**ASSIGNMENT**
What is needed here is a verbatim copy of the records that follow.

[Opening STUDY MATERIAL section]

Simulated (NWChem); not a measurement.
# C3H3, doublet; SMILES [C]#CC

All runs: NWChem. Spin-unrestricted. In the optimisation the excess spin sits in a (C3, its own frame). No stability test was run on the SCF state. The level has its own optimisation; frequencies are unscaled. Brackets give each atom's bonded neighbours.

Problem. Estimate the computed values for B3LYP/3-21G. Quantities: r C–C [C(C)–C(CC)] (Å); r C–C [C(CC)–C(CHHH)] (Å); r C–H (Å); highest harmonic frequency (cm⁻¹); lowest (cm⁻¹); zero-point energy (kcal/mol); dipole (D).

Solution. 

[Closing STUDY MATERIAL section]

**WRITTEN RESPONSE**
Simulated (NWChem); not a measurement.
# C3H3, doublet; SMILES [C]#CC

All runs: NWChem. Spin-unrestricted. In the optimisation the excess spin sits in a (C3, its own frame). No stability test was run on the SCF state. The level has its own optimisation; frequencies are unscaled. Brackets give each atom's bonded neighbours.

Problem. Estimate the computed values for B3LYP/3-21G. Quantities: r C–C [C(C)–C(CC)] (Å); r C–C [C(CC)–C(CHHH)] (Å); r C–H (Å); highest harmonic frequency (cm⁻¹); lowest (cm⁻¹); zero-point energy (kcal/mol); dipole (D).

Solution. 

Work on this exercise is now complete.